Write out again, exactly, the lines of the listing below from the first one through the one that contains "Atoms are counted", and no other lines.

# Information supplied:
+ + + + + + +
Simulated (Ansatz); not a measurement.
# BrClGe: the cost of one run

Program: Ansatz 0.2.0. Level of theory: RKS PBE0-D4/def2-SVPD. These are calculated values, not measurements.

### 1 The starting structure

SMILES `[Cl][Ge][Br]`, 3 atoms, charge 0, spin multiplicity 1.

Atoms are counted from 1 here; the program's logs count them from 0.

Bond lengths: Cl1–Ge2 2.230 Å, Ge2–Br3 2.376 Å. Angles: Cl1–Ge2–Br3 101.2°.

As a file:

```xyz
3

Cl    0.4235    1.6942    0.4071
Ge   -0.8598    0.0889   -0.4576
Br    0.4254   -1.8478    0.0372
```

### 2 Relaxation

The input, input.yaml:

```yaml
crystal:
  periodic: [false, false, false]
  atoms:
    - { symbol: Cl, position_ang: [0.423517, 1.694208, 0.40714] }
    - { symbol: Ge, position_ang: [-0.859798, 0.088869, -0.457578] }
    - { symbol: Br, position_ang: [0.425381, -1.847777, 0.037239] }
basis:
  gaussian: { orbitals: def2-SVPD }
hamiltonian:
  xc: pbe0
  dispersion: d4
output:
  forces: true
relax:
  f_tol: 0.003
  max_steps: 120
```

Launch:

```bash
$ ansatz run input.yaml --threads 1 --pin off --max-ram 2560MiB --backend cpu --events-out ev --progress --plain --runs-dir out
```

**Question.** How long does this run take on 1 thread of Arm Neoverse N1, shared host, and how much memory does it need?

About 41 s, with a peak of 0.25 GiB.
+ + + + + + +

# Written solution:
Simulated (Ansatz); not a measurement.
# BrClGe: the cost of one run

Program: Ansatz 0.2.0. Level of theory: RKS PBE0-D4/def2-SVPD. These are calculated values, not measurements.

### 1 The starting structure

SMILES `[Cl][Ge][Br]`, 3 atoms, charge 0, spin multiplicity 1.

Atoms are counted from 1 here; the program's logs count them from 0.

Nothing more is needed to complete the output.